Required action: Give back the entries exactly, ending with the "The model was" line.

Data for review:
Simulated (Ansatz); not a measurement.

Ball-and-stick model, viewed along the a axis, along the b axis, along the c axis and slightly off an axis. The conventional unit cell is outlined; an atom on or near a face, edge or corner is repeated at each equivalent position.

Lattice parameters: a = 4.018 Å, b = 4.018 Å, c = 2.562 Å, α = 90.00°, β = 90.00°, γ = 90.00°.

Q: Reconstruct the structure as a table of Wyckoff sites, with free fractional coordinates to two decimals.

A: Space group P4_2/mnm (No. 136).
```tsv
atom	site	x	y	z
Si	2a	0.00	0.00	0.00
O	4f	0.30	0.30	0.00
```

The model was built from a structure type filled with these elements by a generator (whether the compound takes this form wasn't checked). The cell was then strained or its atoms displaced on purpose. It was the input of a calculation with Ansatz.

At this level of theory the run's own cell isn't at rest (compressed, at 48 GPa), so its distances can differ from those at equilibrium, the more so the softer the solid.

Response area:
Simulated (Ansatz); not a measurement.

Ball-and-stick model, viewed along the a axis, along the b axis, along the c axis and slightly off an axis. The conventional unit cell is outlined; an atom on or near a face, edge or corner is repeated at each equivalent position.

Lattice parameters: a = 4.018 Å, b = 4.018 Å, c = 2.562 Å, α = 90.00°, β = 90.00°, γ = 90.00°.

Q: Reconstruct the structure as a table of Wyckoff sites, with free fractional coordinates to two decimals.

A: Space group P4_2/mnm (No. 136).
```tsv
atom	site	x	y	z
Si	2a	0.00	0.00	0.00
O	4f	0.30	0.30	0.00
```

The model was built from a structure type filled with these elements by a generator (whether the compound takes this form wasn't checked). The cell was then strained or its atoms displaced on purpose. It was the input of a calculation with Ansatz.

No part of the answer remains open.